Work request
The first line of the entries through the line bearing "# Response to": copy these lines exactly and return nothing else.

*** Source data Section Begins ***

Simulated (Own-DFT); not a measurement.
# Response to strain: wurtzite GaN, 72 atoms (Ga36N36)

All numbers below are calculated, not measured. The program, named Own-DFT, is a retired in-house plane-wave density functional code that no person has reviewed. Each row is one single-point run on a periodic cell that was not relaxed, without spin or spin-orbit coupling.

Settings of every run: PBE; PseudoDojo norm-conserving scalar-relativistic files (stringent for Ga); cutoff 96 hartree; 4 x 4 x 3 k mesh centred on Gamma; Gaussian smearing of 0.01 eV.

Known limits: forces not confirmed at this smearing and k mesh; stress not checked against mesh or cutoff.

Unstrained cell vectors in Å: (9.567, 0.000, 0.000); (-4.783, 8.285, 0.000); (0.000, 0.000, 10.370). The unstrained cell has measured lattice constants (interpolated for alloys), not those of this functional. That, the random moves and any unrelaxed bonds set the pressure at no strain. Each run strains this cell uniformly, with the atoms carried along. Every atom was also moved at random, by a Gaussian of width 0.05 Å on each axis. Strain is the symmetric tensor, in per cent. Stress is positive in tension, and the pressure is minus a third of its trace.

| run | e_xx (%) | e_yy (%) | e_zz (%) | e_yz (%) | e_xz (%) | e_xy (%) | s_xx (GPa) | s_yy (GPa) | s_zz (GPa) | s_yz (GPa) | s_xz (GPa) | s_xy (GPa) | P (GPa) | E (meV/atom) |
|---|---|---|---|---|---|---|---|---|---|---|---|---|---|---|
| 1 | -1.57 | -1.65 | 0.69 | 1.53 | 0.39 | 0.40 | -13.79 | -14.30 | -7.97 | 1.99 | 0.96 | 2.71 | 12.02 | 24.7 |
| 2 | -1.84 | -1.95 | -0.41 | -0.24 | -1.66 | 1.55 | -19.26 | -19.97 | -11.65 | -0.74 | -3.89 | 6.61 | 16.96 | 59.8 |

*** Source data Section Ends ***

Your solution
Simulated (Own-DFT); not a measurement.
# Response to strain: wurtzite GaN, 72 atoms (Ga36N36)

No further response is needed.